>>>
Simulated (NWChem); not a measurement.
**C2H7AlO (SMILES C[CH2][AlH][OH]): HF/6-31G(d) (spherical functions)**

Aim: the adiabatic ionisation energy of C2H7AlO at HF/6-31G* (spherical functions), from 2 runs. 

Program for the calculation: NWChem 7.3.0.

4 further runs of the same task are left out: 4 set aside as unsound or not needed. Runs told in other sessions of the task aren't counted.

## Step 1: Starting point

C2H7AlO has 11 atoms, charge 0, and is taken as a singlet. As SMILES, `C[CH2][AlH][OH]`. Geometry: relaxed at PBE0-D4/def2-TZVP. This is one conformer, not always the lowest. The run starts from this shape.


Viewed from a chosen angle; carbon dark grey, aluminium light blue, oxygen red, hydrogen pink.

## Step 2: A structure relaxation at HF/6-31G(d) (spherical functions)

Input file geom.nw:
<<<

### WORK ITEM
Give every line of the listing again. Keep each one exact.

### REPLY
Simulated (NWChem); not a measurement.
**C2H7AlO (SMILES C[CH2][AlH][OH]): HF/6-31G(d) (spherical functions)**

Aim: the adiabatic ionisation energy of C2H7AlO at HF/6-31G* (spherical functions), from 2 runs. 

Program for the calculation: NWChem 7.3.0.

4 further runs of the same task are left out: 4 set aside as unsound or not needed. Runs told in other sessions of the task aren't counted.

## Step 1: Starting point

C2H7AlO has 11 atoms, charge 0, and is taken as a singlet. As SMILES, `C[CH2][AlH][OH]`. Geometry: relaxed at PBE0-D4/def2-TZVP. This is one conformer, not always the lowest. The run starts from this shape.


Viewed from a chosen angle; carbon dark grey, aluminium light blue, oxygen red, hydrogen pink.

## Step 2: A structure relaxation at HF/6-31G(d) (spherical functions)

Input file geom.nw:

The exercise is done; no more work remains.